[DATA RECORDS Boundary: Start]
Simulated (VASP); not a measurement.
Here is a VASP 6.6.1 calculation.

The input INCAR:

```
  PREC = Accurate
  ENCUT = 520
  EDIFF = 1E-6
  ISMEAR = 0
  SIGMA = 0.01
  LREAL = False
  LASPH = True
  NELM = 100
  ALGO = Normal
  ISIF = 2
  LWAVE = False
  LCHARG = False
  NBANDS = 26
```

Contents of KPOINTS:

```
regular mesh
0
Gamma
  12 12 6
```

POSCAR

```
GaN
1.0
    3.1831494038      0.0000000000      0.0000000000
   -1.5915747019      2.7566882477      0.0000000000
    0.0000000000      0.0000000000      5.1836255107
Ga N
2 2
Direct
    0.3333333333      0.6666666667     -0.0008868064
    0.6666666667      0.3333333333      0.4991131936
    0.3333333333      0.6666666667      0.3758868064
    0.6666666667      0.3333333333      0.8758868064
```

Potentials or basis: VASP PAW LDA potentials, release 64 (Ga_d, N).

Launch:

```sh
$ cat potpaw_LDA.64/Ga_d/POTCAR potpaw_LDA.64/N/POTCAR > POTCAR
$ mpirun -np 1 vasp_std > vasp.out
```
[DATA RECORDS Boundary: End]

In full and without error, retype the entries above.

Simulated (VASP); not a measurement.
Here is a VASP 6.6.1 calculation.

The input INCAR:

```
  PREC = Accurate
  ENCUT = 520
  EDIFF = 1E-6
  ISMEAR = 0
  SIGMA = 0.01
  LREAL = False
  LASPH = True
  NELM = 100
  ALGO = Normal
  ISIF = 2
  LWAVE = False
  LCHARG = False
  NBANDS = 26
```

Contents of KPOINTS:

```
regular mesh
0
Gamma
  12 12 6
```

POSCAR

```
GaN
1.0
    3.1831494038      0.0000000000      0.0000000000
   -1.5915747019      2.7566882477      0.0000000000
    0.0000000000      0.0000000000      5.1836255107
Ga N
2 2
Direct
    0.3333333333      0.6666666667     -0.0008868064
    0.6666666667      0.3333333333      0.4991131936
    0.3333333333      0.6666666667      0.3758868064
    0.6666666667      0.3333333333      0.8758868064
```

Potentials or basis: VASP PAW LDA potentials, release 64 (Ga_d, N).

Launch:

```sh
$ cat potpaw_LDA.64/Ga_d/POTCAR potpaw_LDA.64/N/POTCAR > POTCAR
$ mpirun -np 1 vasp_std > vasp.out
```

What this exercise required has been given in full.